> [Dataset]
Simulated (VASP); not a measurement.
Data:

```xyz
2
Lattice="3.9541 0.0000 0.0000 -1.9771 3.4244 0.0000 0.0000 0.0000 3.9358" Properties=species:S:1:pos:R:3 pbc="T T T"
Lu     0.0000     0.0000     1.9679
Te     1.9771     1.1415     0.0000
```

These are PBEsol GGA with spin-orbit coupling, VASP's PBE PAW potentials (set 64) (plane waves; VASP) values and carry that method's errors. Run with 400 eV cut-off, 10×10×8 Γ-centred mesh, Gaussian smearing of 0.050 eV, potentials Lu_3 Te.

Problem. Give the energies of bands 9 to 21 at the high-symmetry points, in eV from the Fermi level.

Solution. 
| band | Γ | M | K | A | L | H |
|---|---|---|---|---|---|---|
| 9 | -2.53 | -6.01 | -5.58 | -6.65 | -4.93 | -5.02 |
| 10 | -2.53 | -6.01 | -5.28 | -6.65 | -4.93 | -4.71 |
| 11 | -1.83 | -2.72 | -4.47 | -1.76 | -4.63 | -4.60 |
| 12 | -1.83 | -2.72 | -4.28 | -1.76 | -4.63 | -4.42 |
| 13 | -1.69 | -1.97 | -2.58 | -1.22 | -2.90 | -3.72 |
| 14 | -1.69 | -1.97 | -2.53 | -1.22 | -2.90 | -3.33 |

> [Requirement] From the first line to the last, repeat the records exactly.

> [Task answer]
Simulated (VASP); not a measurement.
Data:

```xyz
2
Lattice="3.9541 0.0000 0.0000 -1.9771 3.4244 0.0000 0.0000 0.0000 3.9358" Properties=species:S:1:pos:R:3 pbc="T T T"
Lu     0.0000     0.0000     1.9679
Te     1.9771     1.1415     0.0000
```

These are PBEsol GGA with spin-orbit coupling, VASP's PBE PAW potentials (set 64) (plane waves; VASP) values and carry that method's errors. Run with 400 eV cut-off, 10×10×8 Γ-centred mesh, Gaussian smearing of 0.050 eV, potentials Lu_3 Te.

Problem. Give the energies of bands 9 to 21 at the high-symmetry points, in eV from the Fermi level.

Solution. 
| band | Γ | M | K | A | L | H |
|---|---|---|---|---|---|---|
| 9 | -2.53 | -6.01 | -5.58 | -6.65 | -4.93 | -5.02 |
| 10 | -2.53 | -6.01 | -5.28 | -6.65 | -4.93 | -4.71 |
| 11 | -1.83 | -2.72 | -4.47 | -1.76 | -4.63 | -4.60 |
| 12 | -1.83 | -2.72 | -4.28 | -1.76 | -4.63 | -4.42 |
| 13 | -1.69 | -1.97 | -2.58 | -1.22 | -2.90 | -3.72 |
| 14 | -1.69 | -1.97 | -2.53 | -1.22 | -2.90 | -3.33 |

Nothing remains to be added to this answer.